Below are records; quote them exactly from the first line through the line that contains "electrostatic potential map.**".

— Supplied information —
________________________

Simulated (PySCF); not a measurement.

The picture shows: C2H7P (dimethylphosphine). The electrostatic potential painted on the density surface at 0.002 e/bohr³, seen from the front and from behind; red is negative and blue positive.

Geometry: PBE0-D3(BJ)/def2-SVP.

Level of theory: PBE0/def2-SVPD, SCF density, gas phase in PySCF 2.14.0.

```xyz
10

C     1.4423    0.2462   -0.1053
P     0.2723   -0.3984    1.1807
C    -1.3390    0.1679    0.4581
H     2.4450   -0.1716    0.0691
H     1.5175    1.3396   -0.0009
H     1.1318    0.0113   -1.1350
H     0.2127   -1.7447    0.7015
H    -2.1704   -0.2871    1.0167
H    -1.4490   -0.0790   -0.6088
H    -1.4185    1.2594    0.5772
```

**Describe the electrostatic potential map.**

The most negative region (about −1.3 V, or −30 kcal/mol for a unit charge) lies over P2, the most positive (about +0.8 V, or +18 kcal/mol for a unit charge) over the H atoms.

________________________

— Response area —
Simulated (PySCF); not a measurement.

The picture shows: C2H7P (dimethylphosphine). The electrostatic potential painted on the density surface at 0.002 e/bohr³, seen from the front and from behind; red is negative and blue positive.

Geometry: PBE0-D3(BJ)/def2-SVP.

Level of theory: PBE0/def2-SVPD, SCF density, gas phase in PySCF 2.14.0.

```xyz
10

C     1.4423    0.2462   -0.1053
P     0.2723   -0.3984    1.1807
C    -1.3390    0.1679    0.4581
H     2.4450   -0.1716    0.0691
H     1.5175    1.3396   -0.0009
H     1.1318    0.0113   -1.1350
H     0.2127   -1.7447    0.7015
H    -2.1704   -0.2871    1.0167
H    -1.4490   -0.0790   -0.6088
H    -1.4185    1.2594    0.5772
```

**Describe the electrostatic potential map.**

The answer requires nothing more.